►

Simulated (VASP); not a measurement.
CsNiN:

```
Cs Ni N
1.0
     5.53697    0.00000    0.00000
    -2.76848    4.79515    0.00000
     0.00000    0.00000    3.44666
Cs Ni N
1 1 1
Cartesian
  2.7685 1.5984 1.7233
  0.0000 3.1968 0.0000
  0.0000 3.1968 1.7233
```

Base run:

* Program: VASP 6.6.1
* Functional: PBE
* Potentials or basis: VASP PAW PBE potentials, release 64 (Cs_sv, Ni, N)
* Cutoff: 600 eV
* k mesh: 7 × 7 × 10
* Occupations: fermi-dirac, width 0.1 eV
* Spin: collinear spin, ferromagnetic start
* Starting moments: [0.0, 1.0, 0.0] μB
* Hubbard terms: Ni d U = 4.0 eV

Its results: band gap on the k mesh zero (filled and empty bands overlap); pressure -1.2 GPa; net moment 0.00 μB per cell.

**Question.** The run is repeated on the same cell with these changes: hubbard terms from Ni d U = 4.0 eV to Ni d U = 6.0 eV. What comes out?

◄

§ **Work task**: Proceeding from the line containing "Cutoff: 600 eV" through the line containing "Its results: band", transcribe the lines above exactly, both end lines included.

§ **Solution**:
* Cutoff: 600 eV
* k mesh: 7 × 7 × 10
* Occupations: fermi-dirac, width 0.1 eV
* Spin: collinear spin, ferromagnetic start
* Starting moments: [0.0, 1.0, 0.0] μB
* Hubbard terms: Ni d U = 4.0 eV

Its results: band gap on the k mesh zero (filled and empty bands overlap); pressure -1.2 GPa; net moment 0.00 μB per cell.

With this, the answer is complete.